**Material provided**.
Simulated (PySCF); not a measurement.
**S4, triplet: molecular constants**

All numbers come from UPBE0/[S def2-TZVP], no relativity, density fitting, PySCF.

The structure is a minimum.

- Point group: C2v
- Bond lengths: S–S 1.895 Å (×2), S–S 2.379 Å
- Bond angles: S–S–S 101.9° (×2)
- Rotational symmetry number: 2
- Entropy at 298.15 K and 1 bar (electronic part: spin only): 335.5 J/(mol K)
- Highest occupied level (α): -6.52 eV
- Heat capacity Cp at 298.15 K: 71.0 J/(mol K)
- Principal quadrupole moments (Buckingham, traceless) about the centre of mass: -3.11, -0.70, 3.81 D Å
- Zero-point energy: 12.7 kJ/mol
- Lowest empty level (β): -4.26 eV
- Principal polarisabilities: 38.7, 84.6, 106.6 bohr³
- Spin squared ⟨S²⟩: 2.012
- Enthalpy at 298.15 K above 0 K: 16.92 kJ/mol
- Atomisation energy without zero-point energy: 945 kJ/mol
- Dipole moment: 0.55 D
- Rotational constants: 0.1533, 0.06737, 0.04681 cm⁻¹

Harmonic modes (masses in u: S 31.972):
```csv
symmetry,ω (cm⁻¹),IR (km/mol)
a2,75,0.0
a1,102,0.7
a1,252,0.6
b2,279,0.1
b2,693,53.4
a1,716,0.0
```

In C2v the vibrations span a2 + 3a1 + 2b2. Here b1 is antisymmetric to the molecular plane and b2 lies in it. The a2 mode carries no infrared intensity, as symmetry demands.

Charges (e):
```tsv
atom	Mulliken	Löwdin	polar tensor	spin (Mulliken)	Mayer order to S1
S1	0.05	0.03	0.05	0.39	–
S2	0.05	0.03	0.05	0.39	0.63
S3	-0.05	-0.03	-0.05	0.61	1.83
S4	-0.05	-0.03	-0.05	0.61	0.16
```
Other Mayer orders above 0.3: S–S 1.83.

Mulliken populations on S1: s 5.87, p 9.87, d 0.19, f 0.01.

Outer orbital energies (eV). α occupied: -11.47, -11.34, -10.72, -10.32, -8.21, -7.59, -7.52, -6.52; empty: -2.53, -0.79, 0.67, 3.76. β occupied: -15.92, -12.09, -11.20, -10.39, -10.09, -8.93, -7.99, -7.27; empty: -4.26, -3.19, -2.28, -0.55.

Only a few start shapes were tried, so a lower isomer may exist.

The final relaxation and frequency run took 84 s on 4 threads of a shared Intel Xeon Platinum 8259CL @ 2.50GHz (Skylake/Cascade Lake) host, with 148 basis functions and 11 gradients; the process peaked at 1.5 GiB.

**Required action**.
Output exactly the lines of the records from the first through the one bearing "- Bond lengths: S–S 1.895 Å (×2), S–S 2.379 Å", both ends included.

**Exercise response**.
Simulated (PySCF); not a measurement.
**S4, triplet: molecular constants**

All numbers come from UPBE0/[S def2-TZVP], no relativity, density fitting, PySCF.

The structure is a minimum.

- Point group: C2v
- Bond lengths: S–S 1.895 Å (×2), S–S 2.379 Å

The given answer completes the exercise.